## DATA LISTING
# # # # # # #

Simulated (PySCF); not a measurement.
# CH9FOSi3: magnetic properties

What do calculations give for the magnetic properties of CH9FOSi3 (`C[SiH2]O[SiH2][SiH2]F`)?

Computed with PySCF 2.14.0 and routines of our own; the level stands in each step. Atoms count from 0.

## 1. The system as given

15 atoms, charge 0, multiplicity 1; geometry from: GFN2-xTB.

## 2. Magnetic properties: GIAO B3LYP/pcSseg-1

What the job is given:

# # # # # # #

Retype the whole listing, matching it exactly.

## TASK ANSWER
Simulated (PySCF); not a measurement.
# CH9FOSi3: magnetic properties

What do calculations give for the magnetic properties of CH9FOSi3 (`C[SiH2]O[SiH2][SiH2]F`)?

Computed with PySCF 2.14.0 and routines of our own; the level stands in each step. Atoms count from 0.

## 1. The system as given

15 atoms, charge 0, multiplicity 1; geometry from: GFN2-xTB.

## 2. Magnetic properties: GIAO B3LYP/pcSseg-1

What the job is given:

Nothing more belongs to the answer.